━━━━━━━━

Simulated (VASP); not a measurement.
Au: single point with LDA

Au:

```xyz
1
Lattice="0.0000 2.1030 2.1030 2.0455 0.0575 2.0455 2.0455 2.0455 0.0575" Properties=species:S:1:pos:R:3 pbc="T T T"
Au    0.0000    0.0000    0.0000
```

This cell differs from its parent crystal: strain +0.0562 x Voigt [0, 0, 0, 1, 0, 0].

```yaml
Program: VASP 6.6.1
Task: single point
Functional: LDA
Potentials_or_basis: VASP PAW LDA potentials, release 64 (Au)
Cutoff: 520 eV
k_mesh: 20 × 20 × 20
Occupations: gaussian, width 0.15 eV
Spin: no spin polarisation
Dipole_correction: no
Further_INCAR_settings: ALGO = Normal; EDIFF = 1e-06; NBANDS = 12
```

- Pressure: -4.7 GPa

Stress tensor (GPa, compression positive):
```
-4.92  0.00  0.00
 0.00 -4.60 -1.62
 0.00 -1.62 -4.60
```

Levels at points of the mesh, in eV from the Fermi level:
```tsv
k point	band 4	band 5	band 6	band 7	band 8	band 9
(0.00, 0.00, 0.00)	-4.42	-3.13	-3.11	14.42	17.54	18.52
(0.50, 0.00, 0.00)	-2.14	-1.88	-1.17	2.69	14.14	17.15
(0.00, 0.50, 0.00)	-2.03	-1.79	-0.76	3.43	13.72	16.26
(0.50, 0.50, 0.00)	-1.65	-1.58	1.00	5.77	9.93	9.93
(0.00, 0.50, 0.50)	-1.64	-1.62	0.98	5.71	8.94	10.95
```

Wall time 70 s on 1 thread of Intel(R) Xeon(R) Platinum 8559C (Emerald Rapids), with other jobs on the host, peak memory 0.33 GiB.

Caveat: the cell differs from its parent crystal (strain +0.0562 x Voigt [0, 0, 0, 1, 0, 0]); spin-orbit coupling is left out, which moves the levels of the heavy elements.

━━━━━━━━

> REQUIRED ACTION:
Reproduce verbatim the range of lines that opens the records and closes with the line containing "Wall time 70". Omit everything after it.

> RESPONSE BOX:
Simulated (VASP); not a measurement.
Au: single point with LDA

Au:

```xyz
1
Lattice="0.0000 2.1030 2.1030 2.0455 0.0575 2.0455 2.0455 2.0455 0.0575" Properties=species:S:1:pos:R:3 pbc="T T T"
Au    0.0000    0.0000    0.0000
```

This cell differs from its parent crystal: strain +0.0562 x Voigt [0, 0, 0, 1, 0, 0].

```yaml
Program: VASP 6.6.1
Task: single point
Functional: LDA
Potentials_or_basis: VASP PAW LDA potentials, release 64 (Au)
Cutoff: 520 eV
k_mesh: 20 × 20 × 20
Occupations: gaussian, width 0.15 eV
Spin: no spin polarisation
Dipole_correction: no
Further_INCAR_settings: ALGO = Normal; EDIFF = 1e-06; NBANDS = 12
```

- Pressure: -4.7 GPa

Stress tensor (GPa, compression positive):
```
-4.92  0.00  0.00
 0.00 -4.60 -1.62
 0.00 -1.62 -4.60
```

Levels at points of the mesh, in eV from the Fermi level:
```tsv
k point	band 4	band 5	band 6	band 7	band 8	band 9
(0.00, 0.00, 0.00)	-4.42	-3.13	-3.11	14.42	17.54	18.52
(0.50, 0.00, 0.00)	-2.14	-1.88	-1.17	2.69	14.14	17.15
(0.00, 0.50, 0.00)	-2.03	-1.79	-0.76	3.43	13.72	16.26
(0.50, 0.50, 0.00)	-1.65	-1.58	1.00	5.77	9.93	9.93
(0.00, 0.50, 0.50)	-1.64	-1.62	0.98	5.71	8.94	10.95
```

Wall time 70 s on 1 thread of Intel(R) Xeon(R) Platinum 8559C (Emerald Rapids), with other jobs on the host, peak memory 0.33 GiB.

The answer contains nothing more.